*SUPPLIED DATA*.
****

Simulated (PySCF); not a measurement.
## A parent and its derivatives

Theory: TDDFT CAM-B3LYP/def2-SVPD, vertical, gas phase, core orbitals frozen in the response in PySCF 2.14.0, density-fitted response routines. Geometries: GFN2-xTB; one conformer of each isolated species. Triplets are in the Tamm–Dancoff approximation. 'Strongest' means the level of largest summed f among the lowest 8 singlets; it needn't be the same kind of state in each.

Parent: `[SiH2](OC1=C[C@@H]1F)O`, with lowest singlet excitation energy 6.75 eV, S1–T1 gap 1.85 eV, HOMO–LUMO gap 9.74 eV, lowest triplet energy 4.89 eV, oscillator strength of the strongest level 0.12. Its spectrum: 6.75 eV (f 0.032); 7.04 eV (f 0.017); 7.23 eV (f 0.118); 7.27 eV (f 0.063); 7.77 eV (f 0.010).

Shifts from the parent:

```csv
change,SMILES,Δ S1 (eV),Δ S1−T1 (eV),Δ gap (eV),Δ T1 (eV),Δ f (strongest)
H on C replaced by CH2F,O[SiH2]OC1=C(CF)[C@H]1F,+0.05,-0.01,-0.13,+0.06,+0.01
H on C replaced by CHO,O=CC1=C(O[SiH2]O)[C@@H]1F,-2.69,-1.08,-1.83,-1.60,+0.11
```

****

*TASK ITEM*.
Nothing in the records should be left out; write all of them out again exactly.

*RESULT*.
Simulated (PySCF); not a measurement.
## A parent and its derivatives

Theory: TDDFT CAM-B3LYP/def2-SVPD, vertical, gas phase, core orbitals frozen in the response in PySCF 2.14.0, density-fitted response routines. Geometries: GFN2-xTB; one conformer of each isolated species. Triplets are in the Tamm–Dancoff approximation. 'Strongest' means the level of largest summed f among the lowest 8 singlets; it needn't be the same kind of state in each.

Parent: `[SiH2](OC1=C[C@@H]1F)O`, with lowest singlet excitation energy 6.75 eV, S1–T1 gap 1.85 eV, HOMO–LUMO gap 9.74 eV, lowest triplet energy 4.89 eV, oscillator strength of the strongest level 0.12. Its spectrum: 6.75 eV (f 0.032); 7.04 eV (f 0.017); 7.23 eV (f 0.118); 7.27 eV (f 0.063); 7.77 eV (f 0.010).

Shifts from the parent:

```csv
change,SMILES,Δ S1 (eV),Δ S1−T1 (eV),Δ gap (eV),Δ T1 (eV),Δ f (strongest)
H on C replaced by CH2F,O[SiH2]OC1=C(CF)[C@H]1F,+0.05,-0.01,-0.13,+0.06,+0.01
H on C replaced by CHO,O=CC1=C(O[SiH2]O)[C@@H]1F,-2.69,-1.08,-1.83,-1.60,+0.11
```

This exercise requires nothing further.